______________________________

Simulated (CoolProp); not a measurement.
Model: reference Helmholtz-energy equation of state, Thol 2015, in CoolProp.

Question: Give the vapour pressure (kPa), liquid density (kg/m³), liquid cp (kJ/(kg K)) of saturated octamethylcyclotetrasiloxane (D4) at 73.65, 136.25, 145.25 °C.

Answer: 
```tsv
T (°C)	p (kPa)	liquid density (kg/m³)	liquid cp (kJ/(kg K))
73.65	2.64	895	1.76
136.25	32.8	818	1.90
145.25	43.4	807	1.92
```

______________________________

# [Assigned task]
Start at the first line of the entries and stop at the line with "Model: reference Helmholtz-energy". Retype each of those lines exactly, both ends included.

# [Exercise result]
Simulated (CoolProp); not a measurement.
Model: reference Helmholtz-energy equation of state, Thol 2015, in CoolProp.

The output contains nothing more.